Action item: Restate the records underneath, keeping each one exactly the same.

- - - - - - -

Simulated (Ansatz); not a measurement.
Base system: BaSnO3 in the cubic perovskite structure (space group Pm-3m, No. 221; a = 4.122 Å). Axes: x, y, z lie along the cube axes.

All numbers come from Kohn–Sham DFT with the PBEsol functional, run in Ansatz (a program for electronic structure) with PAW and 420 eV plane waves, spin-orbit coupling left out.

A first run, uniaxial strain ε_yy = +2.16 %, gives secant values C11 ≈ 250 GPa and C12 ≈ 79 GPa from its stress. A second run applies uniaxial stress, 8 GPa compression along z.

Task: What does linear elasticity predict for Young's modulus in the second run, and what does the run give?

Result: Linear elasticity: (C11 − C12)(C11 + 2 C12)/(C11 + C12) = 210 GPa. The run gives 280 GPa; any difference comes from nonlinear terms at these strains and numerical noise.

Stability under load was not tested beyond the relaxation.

- - - - - - -

Task solution:
Simulated (Ansatz); not a measurement.
Base system: BaSnO3 in the cubic perovskite structure (space group Pm-3m, No. 221; a = 4.122 Å). Axes: x, y, z lie along the cube axes.

All numbers come from Kohn–Sham DFT with the PBEsol functional, run in Ansatz (a program for electronic structure) with PAW and 420 eV plane waves, spin-orbit coupling left out.

A first run, uniaxial strain ε_yy = +2.16 %, gives secant values C11 ≈ 250 GPa and C12 ≈ 79 GPa from its stress. A second run applies uniaxial stress, 8 GPa compression along z.

Task: What does linear elasticity predict for Young's modulus in the second run, and what does the run give?

Result: Linear elasticity: (C11 − C12)(C11 + 2 C12)/(C11 + C12) = 210 GPa. The run gives 280 GPa; any difference comes from nonlinear terms at these strains and numerical noise.

Stability under load was not tested beyond the relaxation.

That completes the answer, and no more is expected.